* [Data extracts]:
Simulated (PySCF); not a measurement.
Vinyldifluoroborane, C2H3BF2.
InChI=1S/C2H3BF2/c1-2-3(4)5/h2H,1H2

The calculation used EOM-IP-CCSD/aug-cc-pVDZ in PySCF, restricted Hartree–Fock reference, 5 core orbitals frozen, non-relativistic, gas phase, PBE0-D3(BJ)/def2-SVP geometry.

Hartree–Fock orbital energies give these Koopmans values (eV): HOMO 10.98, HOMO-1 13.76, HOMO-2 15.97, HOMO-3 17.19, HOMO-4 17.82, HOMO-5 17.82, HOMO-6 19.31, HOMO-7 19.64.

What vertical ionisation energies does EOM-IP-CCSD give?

* [Activity]:
The whole listing should be copied verbatim.

* [Exercise output]:
Simulated (PySCF); not a measurement.
Vinyldifluoroborane, C2H3BF2.
InChI=1S/C2H3BF2/c1-2-3(4)5/h2H,1H2

The calculation used EOM-IP-CCSD/aug-cc-pVDZ in PySCF, restricted Hartree–Fock reference, 5 core orbitals frozen, non-relativistic, gas phase, PBE0-D3(BJ)/def2-SVP geometry.

Hartree–Fock orbital energies give these Koopmans values (eV): HOMO 10.98, HOMO-1 13.76, HOMO-2 15.97, HOMO-3 17.19, HOMO-4 17.82, HOMO-5 17.82, HOMO-6 19.31, HOMO-7 19.64.

What vertical ionisation energies does EOM-IP-CCSD give?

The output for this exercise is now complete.